ASSIGNMENT => Output, without alteration, the first line of the entries and each line after it, stopping with the line that contains "Two members of".

DATA EXCERPTS =>
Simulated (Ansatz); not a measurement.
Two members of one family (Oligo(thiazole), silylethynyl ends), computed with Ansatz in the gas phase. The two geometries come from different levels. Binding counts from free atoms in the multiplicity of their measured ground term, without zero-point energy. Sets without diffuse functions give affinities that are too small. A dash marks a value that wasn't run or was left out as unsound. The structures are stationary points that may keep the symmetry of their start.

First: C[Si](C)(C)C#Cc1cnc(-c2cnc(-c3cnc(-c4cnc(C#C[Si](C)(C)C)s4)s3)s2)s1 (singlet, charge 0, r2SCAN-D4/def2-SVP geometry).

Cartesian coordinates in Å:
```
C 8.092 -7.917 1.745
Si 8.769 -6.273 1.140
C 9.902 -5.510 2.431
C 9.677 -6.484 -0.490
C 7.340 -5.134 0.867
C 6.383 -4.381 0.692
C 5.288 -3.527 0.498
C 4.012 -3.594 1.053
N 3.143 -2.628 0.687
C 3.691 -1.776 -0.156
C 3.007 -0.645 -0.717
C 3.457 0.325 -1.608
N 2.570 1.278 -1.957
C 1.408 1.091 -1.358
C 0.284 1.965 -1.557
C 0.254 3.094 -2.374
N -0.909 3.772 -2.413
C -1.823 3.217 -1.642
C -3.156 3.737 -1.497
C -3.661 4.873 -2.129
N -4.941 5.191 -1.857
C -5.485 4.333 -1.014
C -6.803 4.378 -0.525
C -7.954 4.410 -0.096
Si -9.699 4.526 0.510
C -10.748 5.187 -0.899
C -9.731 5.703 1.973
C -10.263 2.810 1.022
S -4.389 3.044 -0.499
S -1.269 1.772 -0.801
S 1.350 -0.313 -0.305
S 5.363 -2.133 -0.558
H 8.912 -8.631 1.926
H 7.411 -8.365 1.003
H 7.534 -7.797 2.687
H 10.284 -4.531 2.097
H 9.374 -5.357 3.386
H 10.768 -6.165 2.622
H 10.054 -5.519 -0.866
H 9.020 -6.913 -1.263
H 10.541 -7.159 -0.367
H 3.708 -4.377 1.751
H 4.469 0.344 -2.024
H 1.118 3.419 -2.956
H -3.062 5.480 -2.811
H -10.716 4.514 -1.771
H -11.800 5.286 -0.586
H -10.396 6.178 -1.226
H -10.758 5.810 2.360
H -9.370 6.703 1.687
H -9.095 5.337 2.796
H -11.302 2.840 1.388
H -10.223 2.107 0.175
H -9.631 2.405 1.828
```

TASK ANSWER =>
Simulated (Ansatz); not a measurement.
Two members of one family (Oligo(thiazole), silylethynyl ends), computed with Ansatz in the gas phase. The two geometries come from different levels. Binding counts from free atoms in the multiplicity of their measured ground term, without zero-point energy. Sets without diffuse functions give affinities that are too small. A dash marks a value that wasn't run or was left out as unsound. The structures are stationary points that may keep the symmetry of their start.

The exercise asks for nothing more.